DATA SECTION:
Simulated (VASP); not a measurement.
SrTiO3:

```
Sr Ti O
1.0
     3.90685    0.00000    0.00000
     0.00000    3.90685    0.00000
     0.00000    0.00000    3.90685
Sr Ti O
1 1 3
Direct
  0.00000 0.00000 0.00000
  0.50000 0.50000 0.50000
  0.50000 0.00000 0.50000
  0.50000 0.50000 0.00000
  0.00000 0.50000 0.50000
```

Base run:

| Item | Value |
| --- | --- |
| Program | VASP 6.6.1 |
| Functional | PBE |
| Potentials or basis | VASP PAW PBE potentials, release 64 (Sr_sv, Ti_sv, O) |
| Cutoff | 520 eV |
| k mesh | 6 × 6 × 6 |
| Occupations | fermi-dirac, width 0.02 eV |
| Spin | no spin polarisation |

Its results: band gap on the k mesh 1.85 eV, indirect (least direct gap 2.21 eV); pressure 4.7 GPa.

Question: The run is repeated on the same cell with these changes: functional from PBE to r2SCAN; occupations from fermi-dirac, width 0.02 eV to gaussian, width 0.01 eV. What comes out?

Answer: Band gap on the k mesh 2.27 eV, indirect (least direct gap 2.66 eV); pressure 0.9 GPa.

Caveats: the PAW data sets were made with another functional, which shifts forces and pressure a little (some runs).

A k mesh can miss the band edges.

WORK ORDER:
Repeat exactly the lines of the listing from its first line through the line that holds "Question: The run". Nothing else should appear.

WRITTEN ANSWER:
Simulated (VASP); not a measurement.
SrTiO3:

```
Sr Ti O
1.0
     3.90685    0.00000    0.00000
     0.00000    3.90685    0.00000
     0.00000    0.00000    3.90685
Sr Ti O
1 1 3
Direct
  0.00000 0.00000 0.00000
  0.50000 0.50000 0.50000
  0.50000 0.00000 0.50000
  0.50000 0.50000 0.00000
  0.00000 0.50000 0.50000
```

Base run:

| Item | Value |
| --- | --- |
| Program | VASP 6.6.1 |
| Functional | PBE |
| Potentials or basis | VASP PAW PBE potentials, release 64 (Sr_sv, Ti_sv, O) |
| Cutoff | 520 eV |
| k mesh | 6 × 6 × 6 |
| Occupations | fermi-dirac, width 0.02 eV |
| Spin | no spin polarisation |

Its results: band gap on the k mesh 1.85 eV, indirect (least direct gap 2.21 eV); pressure 4.7 GPa.

Question: The run is repeated on the same cell with these changes: functional from PBE to r2SCAN; occupations from fermi-dirac, width 0.02 eV to gaussian, width 0.01 eV. What comes out?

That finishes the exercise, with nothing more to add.